______

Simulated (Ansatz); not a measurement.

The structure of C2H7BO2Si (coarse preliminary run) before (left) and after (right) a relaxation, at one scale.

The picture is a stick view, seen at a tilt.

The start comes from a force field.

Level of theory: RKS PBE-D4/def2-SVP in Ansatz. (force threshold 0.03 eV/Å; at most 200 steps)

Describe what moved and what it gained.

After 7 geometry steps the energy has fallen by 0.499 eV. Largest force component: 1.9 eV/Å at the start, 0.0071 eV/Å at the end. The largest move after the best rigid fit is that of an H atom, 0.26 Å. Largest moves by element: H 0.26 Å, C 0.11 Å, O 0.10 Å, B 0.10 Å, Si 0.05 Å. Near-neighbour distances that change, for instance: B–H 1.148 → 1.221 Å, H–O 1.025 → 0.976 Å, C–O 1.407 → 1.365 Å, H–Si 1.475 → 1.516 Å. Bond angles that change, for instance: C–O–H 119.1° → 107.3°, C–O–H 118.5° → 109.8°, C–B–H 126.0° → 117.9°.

______

[WORK ITEM]: Among the records above, repeat exactly the line with "The structure of", the line with "Describe what moved and what it gained.", and every line in between, and only those.

[ANSWER AREA]:
The structure of C2H7BO2Si (coarse preliminary run) before (left) and after (right) a relaxation, at one scale.

The picture is a stick view, seen at a tilt.

The start comes from a force field.

Level of theory: RKS PBE-D4/def2-SVP in Ansatz. (force threshold 0.03 eV/Å; at most 200 steps)

Describe what moved and what it gained.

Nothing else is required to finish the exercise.